STORED DATA =>
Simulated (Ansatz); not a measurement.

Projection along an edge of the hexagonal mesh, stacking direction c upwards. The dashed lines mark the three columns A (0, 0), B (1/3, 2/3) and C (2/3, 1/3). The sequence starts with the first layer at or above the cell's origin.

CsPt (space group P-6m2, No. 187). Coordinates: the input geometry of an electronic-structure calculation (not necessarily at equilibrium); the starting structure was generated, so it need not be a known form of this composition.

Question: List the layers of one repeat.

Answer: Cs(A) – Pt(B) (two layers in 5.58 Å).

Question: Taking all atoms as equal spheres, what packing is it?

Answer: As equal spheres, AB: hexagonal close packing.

BRIEF => From the first line of the data through the line with "Projection along an", quote each line exactly and add nothing else.

RESULT =>
Simulated (Ansatz); not a measurement.

Projection along an edge of the hexagonal mesh, stacking direction c upwards. The dashed lines mark the three columns A (0, 0), B (1/3, 2/3) and C (2/3, 1/3). The sequence starts with the first layer at or above the cell's origin.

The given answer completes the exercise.